++++++++++++++++++++

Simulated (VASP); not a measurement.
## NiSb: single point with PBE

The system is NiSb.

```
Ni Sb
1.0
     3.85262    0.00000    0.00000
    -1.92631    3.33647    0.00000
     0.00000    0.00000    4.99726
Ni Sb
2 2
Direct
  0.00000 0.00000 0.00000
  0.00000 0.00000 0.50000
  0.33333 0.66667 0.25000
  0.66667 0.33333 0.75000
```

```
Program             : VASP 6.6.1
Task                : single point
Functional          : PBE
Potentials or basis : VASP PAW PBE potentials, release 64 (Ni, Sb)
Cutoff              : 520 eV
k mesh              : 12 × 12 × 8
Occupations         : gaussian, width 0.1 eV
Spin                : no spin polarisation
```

++++++++++++++++++++

Pull out each record as written and restate it exactly.

Simulated (VASP); not a measurement.
## NiSb: single point with PBE

The system is NiSb.

```
Ni Sb
1.0
     3.85262    0.00000    0.00000
    -1.92631    3.33647    0.00000
     0.00000    0.00000    4.99726
Ni Sb
2 2
Direct
  0.00000 0.00000 0.00000
  0.00000 0.00000 0.50000
  0.33333 0.66667 0.25000
  0.66667 0.33333 0.75000
```

```
Program             : VASP 6.6.1
Task                : single point
Functional          : PBE
Potentials or basis : VASP PAW PBE potentials, release 64 (Ni, Sb)
Cutoff              : 520 eV
k mesh              : 12 × 12 × 8
Occupations         : gaussian, width 0.1 eV
Spin                : no spin polarisation
```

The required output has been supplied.